__________

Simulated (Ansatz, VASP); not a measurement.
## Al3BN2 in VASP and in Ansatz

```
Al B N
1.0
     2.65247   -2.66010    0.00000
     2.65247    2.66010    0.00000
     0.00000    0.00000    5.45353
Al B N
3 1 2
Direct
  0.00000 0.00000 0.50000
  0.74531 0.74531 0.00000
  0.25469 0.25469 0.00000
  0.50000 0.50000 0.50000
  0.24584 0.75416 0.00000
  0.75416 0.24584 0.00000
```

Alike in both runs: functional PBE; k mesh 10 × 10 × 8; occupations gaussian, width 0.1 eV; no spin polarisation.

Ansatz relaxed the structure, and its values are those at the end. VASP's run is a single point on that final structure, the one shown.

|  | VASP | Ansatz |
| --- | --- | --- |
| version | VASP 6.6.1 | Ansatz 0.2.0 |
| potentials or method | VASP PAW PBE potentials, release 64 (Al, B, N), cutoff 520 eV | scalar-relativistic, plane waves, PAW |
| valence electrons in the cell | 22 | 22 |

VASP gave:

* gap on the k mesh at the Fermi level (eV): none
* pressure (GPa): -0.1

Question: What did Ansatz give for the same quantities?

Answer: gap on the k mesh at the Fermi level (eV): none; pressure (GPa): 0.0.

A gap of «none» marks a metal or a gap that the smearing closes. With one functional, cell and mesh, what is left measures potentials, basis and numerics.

__________

(TASK ITEM)
Take the lines above from the one containing "VASP | Ansatz |" to the one containing "Answer: gap on" and retype them exactly, both ends included, with nothing added.

(EXERCISE ANSWER)
|  | VASP | Ansatz |
| --- | --- | --- |
| version | VASP 6.6.1 | Ansatz 0.2.0 |
| potentials or method | VASP PAW PBE potentials, release 64 (Al, B, N), cutoff 520 eV | scalar-relativistic, plane waves, PAW |
| valence electrons in the cell | 22 | 22 |

VASP gave:

* gap on the k mesh at the Fermi level (eV): none
* pressure (GPa): -0.1

Question: What did Ansatz give for the same quantities?

Answer: gap on the k mesh at the Fermi level (eV): none; pressure (GPa): 0.0.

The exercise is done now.